**DATA EXTRACTS**.
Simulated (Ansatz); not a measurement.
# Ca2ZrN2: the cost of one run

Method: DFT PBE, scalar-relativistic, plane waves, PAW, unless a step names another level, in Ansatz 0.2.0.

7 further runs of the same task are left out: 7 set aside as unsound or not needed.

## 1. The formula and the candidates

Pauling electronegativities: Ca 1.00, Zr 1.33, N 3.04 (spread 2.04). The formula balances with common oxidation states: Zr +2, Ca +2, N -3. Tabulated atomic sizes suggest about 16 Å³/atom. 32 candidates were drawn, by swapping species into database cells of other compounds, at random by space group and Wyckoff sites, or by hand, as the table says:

**ACTION ITEM**. Could you retype exactly the lines from the first one of the records through the line containing "## 1. The formula and the candidates", both included, and nothing more?

**ANSWER SPACE**.
Simulated (Ansatz); not a measurement.
# Ca2ZrN2: the cost of one run

Method: DFT PBE, scalar-relativistic, plane waves, PAW, unless a step names another level, in Ansatz 0.2.0.

7 further runs of the same task are left out: 7 set aside as unsound or not needed.

## 1. The formula and the candidates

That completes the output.